# Work request:
The records below are to be transcribed exactly as they appear.

# Supplied entries:
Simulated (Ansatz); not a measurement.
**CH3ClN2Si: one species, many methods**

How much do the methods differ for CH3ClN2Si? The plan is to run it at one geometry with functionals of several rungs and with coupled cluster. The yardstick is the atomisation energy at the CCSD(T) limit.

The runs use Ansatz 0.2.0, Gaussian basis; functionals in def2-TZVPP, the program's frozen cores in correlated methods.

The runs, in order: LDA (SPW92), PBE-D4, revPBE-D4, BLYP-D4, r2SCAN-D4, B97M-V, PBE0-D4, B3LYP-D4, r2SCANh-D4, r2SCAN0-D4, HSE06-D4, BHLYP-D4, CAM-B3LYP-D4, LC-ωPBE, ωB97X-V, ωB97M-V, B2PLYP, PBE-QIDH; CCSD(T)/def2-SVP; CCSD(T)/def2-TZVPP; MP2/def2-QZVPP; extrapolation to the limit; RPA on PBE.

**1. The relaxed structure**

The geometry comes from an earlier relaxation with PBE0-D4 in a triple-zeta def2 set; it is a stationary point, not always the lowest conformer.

# Answer section:
Simulated (Ansatz); not a measurement.
**CH3ClN2Si: one species, many methods**

How much do the methods differ for CH3ClN2Si? The plan is to run it at one geometry with functionals of several rungs and with coupled cluster. The yardstick is the atomisation energy at the CCSD(T) limit.

The runs use Ansatz 0.2.0, Gaussian basis; functionals in def2-TZVPP, the program's frozen cores in correlated methods.

The runs, in order: LDA (SPW92), PBE-D4, revPBE-D4, BLYP-D4, r2SCAN-D4, B97M-V, PBE0-D4, B3LYP-D4, r2SCANh-D4, r2SCAN0-D4, HSE06-D4, BHLYP-D4, CAM-B3LYP-D4, LC-ωPBE, ωB97X-V, ωB97M-V, B2PLYP, PBE-QIDH; CCSD(T)/def2-SVP; CCSD(T)/def2-TZVPP; MP2/def2-QZVPP; extrapolation to the limit; RPA on PBE.

**1. The relaxed structure**

The geometry comes from an earlier relaxation with PBE0-D4 in a triple-zeta def2 set; it is a stationary point, not always the lowest conformer.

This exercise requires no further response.